REQUIRED ACTION :: Please return each record exactly, leaving nothing out.

*** Opening PROVIDED DATA ***

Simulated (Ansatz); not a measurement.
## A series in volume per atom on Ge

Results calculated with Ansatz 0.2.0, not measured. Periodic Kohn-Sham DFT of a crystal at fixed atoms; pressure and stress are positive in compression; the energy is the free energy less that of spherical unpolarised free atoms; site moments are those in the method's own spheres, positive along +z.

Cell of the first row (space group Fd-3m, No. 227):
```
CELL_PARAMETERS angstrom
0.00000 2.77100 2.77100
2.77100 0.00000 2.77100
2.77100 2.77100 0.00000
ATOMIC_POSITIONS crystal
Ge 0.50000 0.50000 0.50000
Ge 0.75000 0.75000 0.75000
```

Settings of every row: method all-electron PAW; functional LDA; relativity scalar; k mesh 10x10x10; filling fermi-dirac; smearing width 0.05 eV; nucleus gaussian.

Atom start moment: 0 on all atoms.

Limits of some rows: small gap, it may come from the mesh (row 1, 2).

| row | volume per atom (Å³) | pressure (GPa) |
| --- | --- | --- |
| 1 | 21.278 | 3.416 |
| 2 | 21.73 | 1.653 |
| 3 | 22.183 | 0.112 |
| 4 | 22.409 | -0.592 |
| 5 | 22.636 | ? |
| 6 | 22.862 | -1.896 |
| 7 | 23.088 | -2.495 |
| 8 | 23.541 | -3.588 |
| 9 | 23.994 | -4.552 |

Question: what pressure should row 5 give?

*** Closing PROVIDED DATA ***

RESULT ::
Simulated (Ansatz); not a measurement.
## A series in volume per atom on Ge

Results calculated with Ansatz 0.2.0, not measured. Periodic Kohn-Sham DFT of a crystal at fixed atoms; pressure and stress are positive in compression; the energy is the free energy less that of spherical unpolarised free atoms; site moments are those in the method's own spheres, positive along +z.

Cell of the first row (space group Fd-3m, No. 227):
```
CELL_PARAMETERS angstrom
0.00000 2.77100 2.77100
2.77100 0.00000 2.77100
2.77100 2.77100 0.00000
ATOMIC_POSITIONS crystal
Ge 0.50000 0.50000 0.50000
Ge 0.75000 0.75000 0.75000
```

Settings of every row: method all-electron PAW; functional LDA; relativity scalar; k mesh 10x10x10; filling fermi-dirac; smearing width 0.05 eV; nucleus gaussian.

Atom start moment: 0 on all atoms.

Limits of some rows: small gap, it may come from the mesh (row 1, 2).

| row | volume per atom (Å³) | pressure (GPa) |
| --- | --- | --- |
| 1 | 21.278 | 3.416 |
| 2 | 21.73 | 1.653 |
| 3 | 22.183 | 0.112 |
| 4 | 22.409 | -0.592 |
| 5 | 22.636 | ? |
| 6 | 22.862 | -1.896 |
| 7 | 23.088 | -2.495 |
| 8 | 23.541 | -3.588 |
| 9 | 23.994 | -4.552 |

Question: what pressure should row 5 give?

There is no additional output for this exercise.